- Task item: Every record must be copied exactly. Leave nothing out.

::: Given entries

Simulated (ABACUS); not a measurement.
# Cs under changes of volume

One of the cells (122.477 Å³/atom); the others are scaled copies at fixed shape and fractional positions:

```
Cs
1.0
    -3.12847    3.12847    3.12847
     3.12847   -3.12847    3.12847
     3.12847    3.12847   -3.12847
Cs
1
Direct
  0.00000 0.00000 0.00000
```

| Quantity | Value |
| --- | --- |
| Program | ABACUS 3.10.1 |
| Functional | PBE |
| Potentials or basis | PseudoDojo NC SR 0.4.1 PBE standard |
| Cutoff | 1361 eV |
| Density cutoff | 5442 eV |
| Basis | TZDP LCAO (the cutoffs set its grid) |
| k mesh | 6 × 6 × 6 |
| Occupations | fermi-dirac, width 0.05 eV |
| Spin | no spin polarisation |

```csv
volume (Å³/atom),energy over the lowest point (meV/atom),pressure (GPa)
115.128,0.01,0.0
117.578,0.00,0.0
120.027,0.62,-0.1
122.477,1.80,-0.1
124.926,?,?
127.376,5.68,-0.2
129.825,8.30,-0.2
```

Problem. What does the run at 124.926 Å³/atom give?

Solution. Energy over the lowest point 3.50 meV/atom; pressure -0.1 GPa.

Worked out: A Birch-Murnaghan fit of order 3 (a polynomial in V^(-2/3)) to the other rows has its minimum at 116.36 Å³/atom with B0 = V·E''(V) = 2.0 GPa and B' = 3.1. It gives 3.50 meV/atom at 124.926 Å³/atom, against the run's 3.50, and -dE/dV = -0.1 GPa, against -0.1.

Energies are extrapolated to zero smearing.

::::::

- Answer box:
Simulated (ABACUS); not a measurement.
# Cs under changes of volume

One of the cells (122.477 Å³/atom); the others are scaled copies at fixed shape and fractional positions:

```
Cs
1.0
    -3.12847    3.12847    3.12847
     3.12847   -3.12847    3.12847
     3.12847    3.12847   -3.12847
Cs
1
Direct
  0.00000 0.00000 0.00000
```

| Quantity | Value |
| --- | --- |
| Program | ABACUS 3.10.1 |
| Functional | PBE |
| Potentials or basis | PseudoDojo NC SR 0.4.1 PBE standard |
| Cutoff | 1361 eV |
| Density cutoff | 5442 eV |
| Basis | TZDP LCAO (the cutoffs set its grid) |
| k mesh | 6 × 6 × 6 |
| Occupations | fermi-dirac, width 0.05 eV |
| Spin | no spin polarisation |

```csv
volume (Å³/atom),energy over the lowest point (meV/atom),pressure (GPa)
115.128,0.01,0.0
117.578,0.00,0.0
120.027,0.62,-0.1
122.477,1.80,-0.1
124.926,?,?
127.376,5.68,-0.2
129.825,8.30,-0.2
```

Problem. What does the run at 124.926 Å³/atom give?

Solution. Energy over the lowest point 3.50 meV/atom; pressure -0.1 GPa.

Worked out: A Birch-Murnaghan fit of order 3 (a polynomial in V^(-2/3)) to the other rows has its minimum at 116.36 Å³/atom with B0 = V·E''(V) = 2.0 GPa and B' = 3.1. It gives 3.50 meV/atom at 124.926 Å³/atom, against the run's 3.50, and -dE/dV = -0.1 GPa, against -0.1.

Energies are extrapolated to zero smearing.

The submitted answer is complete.